· · · · · · ·

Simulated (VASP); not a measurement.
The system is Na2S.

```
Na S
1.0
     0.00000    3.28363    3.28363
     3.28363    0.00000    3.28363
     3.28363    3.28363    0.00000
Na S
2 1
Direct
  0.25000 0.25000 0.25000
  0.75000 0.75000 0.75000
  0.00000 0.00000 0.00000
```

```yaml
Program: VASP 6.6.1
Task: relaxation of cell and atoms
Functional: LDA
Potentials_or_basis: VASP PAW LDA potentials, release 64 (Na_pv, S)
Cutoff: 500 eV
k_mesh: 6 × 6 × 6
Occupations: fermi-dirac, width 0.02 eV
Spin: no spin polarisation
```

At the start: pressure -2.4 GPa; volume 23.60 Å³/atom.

· · · · · · ·

Requirement - Every record must appear in the answer exactly as written.

Expected answer -
Simulated (VASP); not a measurement.
The system is Na2S.

```
Na S
1.0
     0.00000    3.28363    3.28363
     3.28363    0.00000    3.28363
     3.28363    3.28363    0.00000
Na S
2 1
Direct
  0.25000 0.25000 0.25000
  0.75000 0.75000 0.75000
  0.00000 0.00000 0.00000
```

```yaml
Program: VASP 6.6.1
Task: relaxation of cell and atoms
Functional: LDA
Potentials_or_basis: VASP PAW LDA potentials, release 64 (Na_pv, S)
Cutoff: 500 eV
k_mesh: 6 × 6 × 6
Occupations: fermi-dirac, width 0.02 eV
Spin: no spin polarisation
```

At the start: pressure -2.4 GPa; volume 23.60 Å³/atom.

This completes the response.